- Opening Delimiter -
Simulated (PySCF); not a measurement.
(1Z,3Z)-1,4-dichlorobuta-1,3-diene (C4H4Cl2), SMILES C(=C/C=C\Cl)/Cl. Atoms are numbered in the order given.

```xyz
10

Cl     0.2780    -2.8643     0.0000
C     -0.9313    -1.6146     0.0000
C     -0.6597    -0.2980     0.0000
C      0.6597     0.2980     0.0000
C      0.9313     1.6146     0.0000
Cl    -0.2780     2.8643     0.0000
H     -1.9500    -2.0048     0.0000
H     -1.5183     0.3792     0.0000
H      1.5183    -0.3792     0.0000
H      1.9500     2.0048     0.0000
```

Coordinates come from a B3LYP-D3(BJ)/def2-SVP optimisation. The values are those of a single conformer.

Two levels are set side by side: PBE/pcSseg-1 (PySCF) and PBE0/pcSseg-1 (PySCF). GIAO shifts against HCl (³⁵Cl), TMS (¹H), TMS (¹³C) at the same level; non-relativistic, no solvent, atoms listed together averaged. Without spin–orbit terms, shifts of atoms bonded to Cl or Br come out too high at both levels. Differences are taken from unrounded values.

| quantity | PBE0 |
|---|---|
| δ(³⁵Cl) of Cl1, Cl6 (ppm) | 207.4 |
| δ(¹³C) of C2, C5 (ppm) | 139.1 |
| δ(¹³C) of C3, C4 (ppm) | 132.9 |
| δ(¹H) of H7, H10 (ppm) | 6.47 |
- Closing Delimiter -

Could every entry above be printed again, word for word?

Simulated (PySCF); not a measurement.
(1Z,3Z)-1,4-dichlorobuta-1,3-diene (C4H4Cl2), SMILES C(=C/C=C\Cl)/Cl. Atoms are numbered in the order given.

```xyz
10

Cl     0.2780    -2.8643     0.0000
C     -0.9313    -1.6146     0.0000
C     -0.6597    -0.2980     0.0000
C      0.6597     0.2980     0.0000
C      0.9313     1.6146     0.0000
Cl    -0.2780     2.8643     0.0000
H     -1.9500    -2.0048     0.0000
H     -1.5183     0.3792     0.0000
H      1.5183    -0.3792     0.0000
H      1.9500     2.0048     0.0000
```

Coordinates come from a B3LYP-D3(BJ)/def2-SVP optimisation. The values are those of a single conformer.

Two levels are set side by side: PBE/pcSseg-1 (PySCF) and PBE0/pcSseg-1 (PySCF). GIAO shifts against HCl (³⁵Cl), TMS (¹H), TMS (¹³C) at the same level; non-relativistic, no solvent, atoms listed together averaged. Without spin–orbit terms, shifts of atoms bonded to Cl or Br come out too high at both levels. Differences are taken from unrounded values.

| quantity | PBE0 |
|---|---|
| δ(³⁵Cl) of Cl1, Cl6 (ppm) | 207.4 |
| δ(¹³C) of C2, C5 (ppm) | 139.1 |
| δ(¹³C) of C3, C4 (ppm) | 132.9 |
| δ(¹H) of H7, H10 (ppm) | 6.47 |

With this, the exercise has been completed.